#### Task item:
Below are records; reproduce exactly the lines from the one that has "Q: Order these Cl" through the one that has "A: Cl- (92 %), CuCl+ (7.0 %), CuCl2 (0.72 %)", ends included, and nothing more.

§ §

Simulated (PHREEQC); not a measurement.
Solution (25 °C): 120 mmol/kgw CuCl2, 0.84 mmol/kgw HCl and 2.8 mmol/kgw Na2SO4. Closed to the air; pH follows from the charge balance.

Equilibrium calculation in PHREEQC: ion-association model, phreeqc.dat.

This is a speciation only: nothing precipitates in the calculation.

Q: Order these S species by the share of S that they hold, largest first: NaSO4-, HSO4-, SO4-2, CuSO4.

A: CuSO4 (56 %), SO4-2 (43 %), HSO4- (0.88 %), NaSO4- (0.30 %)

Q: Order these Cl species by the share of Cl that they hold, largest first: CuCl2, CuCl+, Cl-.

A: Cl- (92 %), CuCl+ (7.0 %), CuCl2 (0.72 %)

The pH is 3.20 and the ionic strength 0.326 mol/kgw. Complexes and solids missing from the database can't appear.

§ §

#### Task output:
Q: Order these Cl species by the share of Cl that they hold, largest first: CuCl2, CuCl+, Cl-.

A: Cl- (92 %), CuCl+ (7.0 %), CuCl2 (0.72 %)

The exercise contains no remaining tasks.